• **BRIEF**
Send back exactly the lines from the opening line of the records below through the one with "Caveat: forces of".

• **MATERIAL SHOWN**
--

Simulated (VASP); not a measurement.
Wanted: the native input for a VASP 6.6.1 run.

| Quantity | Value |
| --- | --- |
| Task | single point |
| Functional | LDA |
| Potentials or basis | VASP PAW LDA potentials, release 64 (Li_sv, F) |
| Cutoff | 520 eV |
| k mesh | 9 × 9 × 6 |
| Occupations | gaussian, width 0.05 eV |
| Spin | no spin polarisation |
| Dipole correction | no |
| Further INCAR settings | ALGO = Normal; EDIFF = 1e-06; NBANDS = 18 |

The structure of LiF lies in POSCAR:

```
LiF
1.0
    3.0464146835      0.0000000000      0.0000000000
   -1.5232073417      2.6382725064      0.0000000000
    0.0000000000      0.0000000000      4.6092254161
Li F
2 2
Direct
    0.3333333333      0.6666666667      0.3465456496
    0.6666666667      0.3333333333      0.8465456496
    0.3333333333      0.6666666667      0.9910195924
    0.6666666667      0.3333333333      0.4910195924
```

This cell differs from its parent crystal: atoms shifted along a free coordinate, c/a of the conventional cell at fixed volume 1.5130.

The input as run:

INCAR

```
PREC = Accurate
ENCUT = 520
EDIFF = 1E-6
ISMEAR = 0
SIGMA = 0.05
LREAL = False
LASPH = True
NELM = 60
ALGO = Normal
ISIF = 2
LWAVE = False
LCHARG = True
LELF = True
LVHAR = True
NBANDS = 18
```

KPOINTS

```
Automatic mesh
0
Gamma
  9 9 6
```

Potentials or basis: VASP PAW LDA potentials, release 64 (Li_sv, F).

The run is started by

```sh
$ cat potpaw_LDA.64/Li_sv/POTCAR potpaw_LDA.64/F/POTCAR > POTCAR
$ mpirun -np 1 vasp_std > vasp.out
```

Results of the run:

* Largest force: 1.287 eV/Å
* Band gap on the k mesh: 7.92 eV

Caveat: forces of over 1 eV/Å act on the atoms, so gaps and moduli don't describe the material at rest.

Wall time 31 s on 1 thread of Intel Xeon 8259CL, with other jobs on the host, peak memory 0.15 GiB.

--

• **RESPONSE BOX**
Simulated (VASP); not a measurement.
Wanted: the native input for a VASP 6.6.1 run.

| Quantity | Value |
| --- | --- |
| Task | single point |
| Functional | LDA |
| Potentials or basis | VASP PAW LDA potentials, release 64 (Li_sv, F) |
| Cutoff | 520 eV |
| k mesh | 9 × 9 × 6 |
| Occupations | gaussian, width 0.05 eV |
| Spin | no spin polarisation |
| Dipole correction | no |
| Further INCAR settings | ALGO = Normal; EDIFF = 1e-06; NBANDS = 18 |

The structure of LiF lies in POSCAR:

```
LiF
1.0
    3.0464146835      0.0000000000      0.0000000000
   -1.5232073417      2.6382725064      0.0000000000
    0.0000000000      0.0000000000      4.6092254161
Li F
2 2
Direct
    0.3333333333      0.6666666667      0.3465456496
    0.6666666667      0.3333333333      0.8465456496
    0.3333333333      0.6666666667      0.9910195924
    0.6666666667      0.3333333333      0.4910195924
```

This cell differs from its parent crystal: atoms shifted along a free coordinate, c/a of the conventional cell at fixed volume 1.5130.

The input as run:

INCAR

```
PREC = Accurate
ENCUT = 520
EDIFF = 1E-6
ISMEAR = 0
SIGMA = 0.05
LREAL = False
LASPH = True
NELM = 60
ALGO = Normal
ISIF = 2
LWAVE = False
LCHARG = True
LELF = True
LVHAR = True
NBANDS = 18
```

KPOINTS

```
Automatic mesh
0
Gamma
  9 9 6
```

Potentials or basis: VASP PAW LDA potentials, release 64 (Li_sv, F).

The run is started by

```sh
$ cat potpaw_LDA.64/Li_sv/POTCAR potpaw_LDA.64/F/POTCAR > POTCAR
$ mpirun -np 1 vasp_std > vasp.out
```

Results of the run:

* Largest force: 1.287 eV/Å
* Band gap on the k mesh: 7.92 eV

Caveat: forces of over 1 eV/Å act on the atoms, so gaps and moduli don't describe the material at rest.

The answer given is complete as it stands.